A word-for-word copy of the entries below is required.

:: Dataset extract ::

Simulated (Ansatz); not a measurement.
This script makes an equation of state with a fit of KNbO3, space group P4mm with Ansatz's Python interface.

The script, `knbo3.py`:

:::

# Exercise result:
Simulated (Ansatz); not a measurement.
This script makes an equation of state with a fit of KNbO3, space group P4mm with Ansatz's Python interface.

The script, `knbo3.py`:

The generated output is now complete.